→ **WORK ORDER**: Please set down every record exactly as it appears below.

→ **DATASET EXCERPTS**:
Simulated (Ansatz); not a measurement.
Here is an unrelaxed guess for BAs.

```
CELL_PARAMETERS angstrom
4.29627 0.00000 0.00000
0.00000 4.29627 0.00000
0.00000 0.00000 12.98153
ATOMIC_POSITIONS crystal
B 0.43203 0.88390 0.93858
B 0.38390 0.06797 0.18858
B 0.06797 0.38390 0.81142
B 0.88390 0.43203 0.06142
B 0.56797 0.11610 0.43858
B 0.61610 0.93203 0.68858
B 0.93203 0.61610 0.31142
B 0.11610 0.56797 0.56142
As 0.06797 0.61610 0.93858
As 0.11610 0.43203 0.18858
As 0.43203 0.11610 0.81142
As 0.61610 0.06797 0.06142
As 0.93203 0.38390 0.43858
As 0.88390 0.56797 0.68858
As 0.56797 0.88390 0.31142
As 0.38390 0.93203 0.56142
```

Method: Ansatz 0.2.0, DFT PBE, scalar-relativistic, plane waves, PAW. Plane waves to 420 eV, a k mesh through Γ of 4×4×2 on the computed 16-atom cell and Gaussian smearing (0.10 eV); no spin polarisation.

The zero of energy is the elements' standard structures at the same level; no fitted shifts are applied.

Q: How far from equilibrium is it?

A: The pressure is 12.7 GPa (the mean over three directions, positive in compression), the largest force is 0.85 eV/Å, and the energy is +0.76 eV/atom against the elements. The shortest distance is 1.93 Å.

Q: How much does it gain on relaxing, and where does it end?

→ **EXERCISE RESULT**:
Simulated (Ansatz); not a measurement.
Here is an unrelaxed guess for BAs.

```
CELL_PARAMETERS angstrom
4.29627 0.00000 0.00000
0.00000 4.29627 0.00000
0.00000 0.00000 12.98153
ATOMIC_POSITIONS crystal
B 0.43203 0.88390 0.93858
B 0.38390 0.06797 0.18858
B 0.06797 0.38390 0.81142
B 0.88390 0.43203 0.06142
B 0.56797 0.11610 0.43858
B 0.61610 0.93203 0.68858
B 0.93203 0.61610 0.31142
B 0.11610 0.56797 0.56142
As 0.06797 0.61610 0.93858
As 0.11610 0.43203 0.18858
As 0.43203 0.11610 0.81142
As 0.61610 0.06797 0.06142
As 0.93203 0.38390 0.43858
As 0.88390 0.56797 0.68858
As 0.56797 0.88390 0.31142
As 0.38390 0.93203 0.56142
```

Method: Ansatz 0.2.0, DFT PBE, scalar-relativistic, plane waves, PAW. Plane waves to 420 eV, a k mesh through Γ of 4×4×2 on the computed 16-atom cell and Gaussian smearing (0.10 eV); no spin polarisation.

The zero of energy is the elements' standard structures at the same level; no fitted shifts are applied.

Q: How far from equilibrium is it?

A: The pressure is 12.7 GPa (the mean over three directions, positive in compression), the largest force is 0.85 eV/Å, and the energy is +0.76 eV/atom against the elements. The shortest distance is 1.93 Å.

Q: How much does it gain on relaxing, and where does it end?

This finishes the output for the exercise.